### Provided material
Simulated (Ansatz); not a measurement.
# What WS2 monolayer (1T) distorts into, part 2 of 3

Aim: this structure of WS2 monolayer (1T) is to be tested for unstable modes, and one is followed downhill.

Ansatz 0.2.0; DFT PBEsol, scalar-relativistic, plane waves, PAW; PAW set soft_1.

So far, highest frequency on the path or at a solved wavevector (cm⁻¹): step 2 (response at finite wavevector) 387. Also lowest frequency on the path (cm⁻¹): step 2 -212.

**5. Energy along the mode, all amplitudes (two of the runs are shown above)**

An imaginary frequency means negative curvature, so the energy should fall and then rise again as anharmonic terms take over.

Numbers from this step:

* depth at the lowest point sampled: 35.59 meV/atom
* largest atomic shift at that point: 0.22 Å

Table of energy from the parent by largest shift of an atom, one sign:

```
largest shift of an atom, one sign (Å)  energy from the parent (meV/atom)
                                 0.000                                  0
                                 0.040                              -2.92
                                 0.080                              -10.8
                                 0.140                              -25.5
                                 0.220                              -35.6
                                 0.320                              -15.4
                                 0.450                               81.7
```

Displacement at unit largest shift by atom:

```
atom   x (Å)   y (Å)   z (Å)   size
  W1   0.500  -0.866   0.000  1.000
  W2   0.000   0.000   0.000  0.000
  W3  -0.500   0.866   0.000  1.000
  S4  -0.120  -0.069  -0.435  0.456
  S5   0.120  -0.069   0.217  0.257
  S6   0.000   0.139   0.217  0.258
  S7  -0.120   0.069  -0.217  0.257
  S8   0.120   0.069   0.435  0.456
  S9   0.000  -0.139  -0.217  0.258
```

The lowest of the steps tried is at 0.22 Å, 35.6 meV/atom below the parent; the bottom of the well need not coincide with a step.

### Work order
The answer must be an exact transcription of every record above.

### Task solution
Simulated (Ansatz); not a measurement.
# What WS2 monolayer (1T) distorts into, part 2 of 3

Aim: this structure of WS2 monolayer (1T) is to be tested for unstable modes, and one is followed downhill.

Ansatz 0.2.0; DFT PBEsol, scalar-relativistic, plane waves, PAW; PAW set soft_1.

So far, highest frequency on the path or at a solved wavevector (cm⁻¹): step 2 (response at finite wavevector) 387. Also lowest frequency on the path (cm⁻¹): step 2 -212.

**5. Energy along the mode, all amplitudes (two of the runs are shown above)**

An imaginary frequency means negative curvature, so the energy should fall and then rise again as anharmonic terms take over.

Numbers from this step:

* depth at the lowest point sampled: 35.59 meV/atom
* largest atomic shift at that point: 0.22 Å

Table of energy from the parent by largest shift of an atom, one sign:

```
largest shift of an atom, one sign (Å)  energy from the parent (meV/atom)
                                 0.000                                  0
                                 0.040                              -2.92
                                 0.080                              -10.8
                                 0.140                              -25.5
                                 0.220                              -35.6
                                 0.320                              -15.4
                                 0.450                               81.7
```

Displacement at unit largest shift by atom:

```
atom   x (Å)   y (Å)   z (Å)   size
  W1   0.500  -0.866   0.000  1.000
  W2   0.000   0.000   0.000  0.000
  W3  -0.500   0.866   0.000  1.000
  S4  -0.120  -0.069  -0.435  0.456
  S5   0.120  -0.069   0.217  0.257
  S6   0.000   0.139   0.217  0.258
  S7  -0.120   0.069  -0.217  0.257
  S8   0.120   0.069   0.435  0.456
  S9   0.000  -0.139  -0.217  0.258
```

The lowest of the steps tried is at 0.22 Å, 35.6 meV/atom below the parent; the bottom of the well need not coincide with a step.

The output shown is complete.